## WORK ITEM
Reproduce the first line of the material below and each line after it, exactly, through the line containing "- Occupations: gaussian, width 0.1 eV", and give nothing more.

================================

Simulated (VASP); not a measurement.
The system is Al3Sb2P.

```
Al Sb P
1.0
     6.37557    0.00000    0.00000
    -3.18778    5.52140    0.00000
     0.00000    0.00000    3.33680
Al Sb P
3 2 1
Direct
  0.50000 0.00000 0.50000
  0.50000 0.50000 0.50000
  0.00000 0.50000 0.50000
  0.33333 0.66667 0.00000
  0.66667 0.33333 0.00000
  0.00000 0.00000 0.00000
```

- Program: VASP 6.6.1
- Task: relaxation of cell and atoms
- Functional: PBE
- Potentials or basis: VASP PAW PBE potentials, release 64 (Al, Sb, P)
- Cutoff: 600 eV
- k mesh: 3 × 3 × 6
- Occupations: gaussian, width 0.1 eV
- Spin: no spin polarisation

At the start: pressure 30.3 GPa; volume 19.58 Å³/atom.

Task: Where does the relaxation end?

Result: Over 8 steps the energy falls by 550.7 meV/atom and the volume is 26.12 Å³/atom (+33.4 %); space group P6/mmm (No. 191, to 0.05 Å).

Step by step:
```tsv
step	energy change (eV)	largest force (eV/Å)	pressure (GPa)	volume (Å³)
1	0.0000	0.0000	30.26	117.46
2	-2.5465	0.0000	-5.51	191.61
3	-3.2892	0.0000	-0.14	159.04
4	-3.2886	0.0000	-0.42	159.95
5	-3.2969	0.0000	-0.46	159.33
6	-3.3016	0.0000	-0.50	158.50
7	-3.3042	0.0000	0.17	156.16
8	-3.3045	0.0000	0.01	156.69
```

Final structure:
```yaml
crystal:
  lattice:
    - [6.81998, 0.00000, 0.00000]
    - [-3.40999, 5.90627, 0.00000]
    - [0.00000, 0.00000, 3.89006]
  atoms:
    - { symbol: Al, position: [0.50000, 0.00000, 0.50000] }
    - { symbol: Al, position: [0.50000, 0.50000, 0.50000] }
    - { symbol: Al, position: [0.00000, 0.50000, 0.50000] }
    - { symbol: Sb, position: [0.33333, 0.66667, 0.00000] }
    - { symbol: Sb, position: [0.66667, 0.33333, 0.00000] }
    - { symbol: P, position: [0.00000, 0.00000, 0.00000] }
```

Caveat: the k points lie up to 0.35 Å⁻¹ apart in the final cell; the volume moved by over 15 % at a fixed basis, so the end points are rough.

================================

## EXERCISE RESULT
Simulated (VASP); not a measurement.
The system is Al3Sb2P.

```
Al Sb P
1.0
     6.37557    0.00000    0.00000
    -3.18778    5.52140    0.00000
     0.00000    0.00000    3.33680
Al Sb P
3 2 1
Direct
  0.50000 0.00000 0.50000
  0.50000 0.50000 0.50000
  0.00000 0.50000 0.50000
  0.33333 0.66667 0.00000
  0.66667 0.33333 0.00000
  0.00000 0.00000 0.00000
```

- Program: VASP 6.6.1
- Task: relaxation of cell and atoms
- Functional: PBE
- Potentials or basis: VASP PAW PBE potentials, release 64 (Al, Sb, P)
- Cutoff: 600 eV
- k mesh: 3 × 3 × 6
- Occupations: gaussian, width 0.1 eV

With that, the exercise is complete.